Data for review>
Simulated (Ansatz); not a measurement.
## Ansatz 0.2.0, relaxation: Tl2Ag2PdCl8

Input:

Work order>
When you reach the line that contains "## Ansatz 0.2.0, relaxation: Tl2Ag2PdCl8", stop; that line and every line before it, from the very first line of the data, should be restated word for word.

Response area>
Simulated (Ansatz); not a measurement.
## Ansatz 0.2.0, relaxation: Tl2Ag2PdCl8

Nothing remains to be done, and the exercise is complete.